———

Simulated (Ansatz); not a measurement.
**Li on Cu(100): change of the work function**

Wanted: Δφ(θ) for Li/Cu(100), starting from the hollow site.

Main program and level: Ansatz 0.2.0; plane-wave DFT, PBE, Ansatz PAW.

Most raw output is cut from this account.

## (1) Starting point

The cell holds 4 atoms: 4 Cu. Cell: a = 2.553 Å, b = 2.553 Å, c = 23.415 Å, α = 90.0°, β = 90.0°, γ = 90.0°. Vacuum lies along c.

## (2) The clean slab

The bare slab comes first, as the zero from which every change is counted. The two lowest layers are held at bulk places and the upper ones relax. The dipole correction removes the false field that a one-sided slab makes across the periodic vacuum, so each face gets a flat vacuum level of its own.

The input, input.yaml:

———

WORK ORDER:
Within the listing above, locate the line containing "Main program and" and the line containing "## (2) The clean slab". Reproduce those two lines and all lines between them exactly, with nothing added.

WRITTEN REPLY:
Main program and level: Ansatz 0.2.0; plane-wave DFT, PBE, Ansatz PAW.

Most raw output is cut from this account.

## (1) Starting point

The cell holds 4 atoms: 4 Cu. Cell: a = 2.553 Å, b = 2.553 Å, c = 23.415 Å, α = 90.0°, β = 90.0°, γ = 90.0°. Vacuum lies along c.

## (2) The clean slab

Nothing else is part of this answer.